■ **Action item**: Write out, word for word, the first line of the data below and every line after it through the one containing "Force constants come".

☆ ☆ ☆ ☆ ☆ ☆ ☆

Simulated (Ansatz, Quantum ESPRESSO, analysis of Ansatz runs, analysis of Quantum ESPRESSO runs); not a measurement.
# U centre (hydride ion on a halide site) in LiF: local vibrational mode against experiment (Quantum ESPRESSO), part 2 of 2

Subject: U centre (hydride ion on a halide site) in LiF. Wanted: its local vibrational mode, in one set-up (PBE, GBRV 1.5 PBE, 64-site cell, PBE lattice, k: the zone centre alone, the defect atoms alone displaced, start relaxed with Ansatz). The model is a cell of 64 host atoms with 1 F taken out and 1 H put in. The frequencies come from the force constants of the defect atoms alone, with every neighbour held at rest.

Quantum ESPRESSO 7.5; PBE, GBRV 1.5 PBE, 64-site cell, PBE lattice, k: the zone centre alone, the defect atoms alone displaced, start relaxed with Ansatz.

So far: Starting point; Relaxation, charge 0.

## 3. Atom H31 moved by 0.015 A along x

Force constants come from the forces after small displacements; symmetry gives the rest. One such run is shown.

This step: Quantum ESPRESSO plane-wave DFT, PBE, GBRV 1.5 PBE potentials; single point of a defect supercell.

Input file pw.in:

☆ ☆ ☆ ☆ ☆ ☆ ☆

■ **Your response**:
Simulated (Ansatz, Quantum ESPRESSO, analysis of Ansatz runs, analysis of Quantum ESPRESSO runs); not a measurement.
# U centre (hydride ion on a halide site) in LiF: local vibrational mode against experiment (Quantum ESPRESSO), part 2 of 2

Subject: U centre (hydride ion on a halide site) in LiF. Wanted: its local vibrational mode, in one set-up (PBE, GBRV 1.5 PBE, 64-site cell, PBE lattice, k: the zone centre alone, the defect atoms alone displaced, start relaxed with Ansatz). The model is a cell of 64 host atoms with 1 F taken out and 1 H put in. The frequencies come from the force constants of the defect atoms alone, with every neighbour held at rest.

Quantum ESPRESSO 7.5; PBE, GBRV 1.5 PBE, 64-site cell, PBE lattice, k: the zone centre alone, the defect atoms alone displaced, start relaxed with Ansatz.

So far: Starting point; Relaxation, charge 0.

## 3. Atom H31 moved by 0.015 A along x

Force constants come from the forces after small displacements; symmetry gives the rest. One such run is shown.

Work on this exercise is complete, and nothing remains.